[SOURCE INFORMATION]:
---+---

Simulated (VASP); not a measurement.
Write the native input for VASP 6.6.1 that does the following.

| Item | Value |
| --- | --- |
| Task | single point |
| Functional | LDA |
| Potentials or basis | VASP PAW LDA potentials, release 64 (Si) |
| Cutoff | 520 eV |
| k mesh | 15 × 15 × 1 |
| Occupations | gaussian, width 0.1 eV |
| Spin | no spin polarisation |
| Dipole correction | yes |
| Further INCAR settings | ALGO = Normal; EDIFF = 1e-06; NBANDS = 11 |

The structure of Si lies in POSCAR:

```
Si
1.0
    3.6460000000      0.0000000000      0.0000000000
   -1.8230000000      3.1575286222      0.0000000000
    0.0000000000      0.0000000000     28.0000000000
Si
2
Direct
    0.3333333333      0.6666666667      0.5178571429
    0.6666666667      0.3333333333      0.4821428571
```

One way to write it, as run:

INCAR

---+---

[BRIEF]: Having output the line that contains "One way to write", stop. Every line before it, back to the first line of the data, must be reproduced exactly.

[ANSWER SPACE]:
Simulated (VASP); not a measurement.
Write the native input for VASP 6.6.1 that does the following.

| Item | Value |
| --- | --- |
| Task | single point |
| Functional | LDA |
| Potentials or basis | VASP PAW LDA potentials, release 64 (Si) |
| Cutoff | 520 eV |
| k mesh | 15 × 15 × 1 |
| Occupations | gaussian, width 0.1 eV |
| Spin | no spin polarisation |
| Dipole correction | yes |
| Further INCAR settings | ALGO = Normal; EDIFF = 1e-06; NBANDS = 11 |

The structure of Si lies in POSCAR:

```
Si
1.0
    3.6460000000      0.0000000000      0.0000000000
   -1.8230000000      3.1575286222      0.0000000000
    0.0000000000      0.0000000000     28.0000000000
Si
2
Direct
    0.3333333333      0.6666666667      0.5178571429
    0.6666666667      0.3333333333      0.4821428571
```

One way to write it, as run:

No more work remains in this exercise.